LISTED RECORDS:
○ ○ ○ ○ ○ ○ ○
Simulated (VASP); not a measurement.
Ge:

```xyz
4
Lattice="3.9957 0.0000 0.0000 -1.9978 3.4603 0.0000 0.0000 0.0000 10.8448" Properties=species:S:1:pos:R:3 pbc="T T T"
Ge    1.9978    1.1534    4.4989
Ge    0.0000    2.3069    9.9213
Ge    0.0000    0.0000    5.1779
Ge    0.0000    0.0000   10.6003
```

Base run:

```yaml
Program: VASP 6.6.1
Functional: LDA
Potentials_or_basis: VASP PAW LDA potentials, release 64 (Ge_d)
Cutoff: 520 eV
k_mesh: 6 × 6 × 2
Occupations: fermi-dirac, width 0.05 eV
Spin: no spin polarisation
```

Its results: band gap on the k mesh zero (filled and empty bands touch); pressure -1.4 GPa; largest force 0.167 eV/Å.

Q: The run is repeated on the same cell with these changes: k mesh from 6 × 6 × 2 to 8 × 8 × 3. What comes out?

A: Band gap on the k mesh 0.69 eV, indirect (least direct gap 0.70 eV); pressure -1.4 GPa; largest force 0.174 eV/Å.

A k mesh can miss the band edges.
○ ○ ○ ○ ○ ○ ○

EXERCISE: Please, from the entries above, set down exactly the lines from the one containing "Its results: band" through the one containing "A: Band gap", and only those.

TASK RESPONSE:
Its results: band gap on the k mesh zero (filled and empty bands touch); pressure -1.4 GPa; largest force 0.167 eV/Å.

Q: The run is repeated on the same cell with these changes: k mesh from 6 × 6 × 2 to 8 × 8 × 3. What comes out?

A: Band gap on the k mesh 0.69 eV, indirect (least direct gap 0.70 eV); pressure -1.4 GPa; largest force 0.174 eV/Å.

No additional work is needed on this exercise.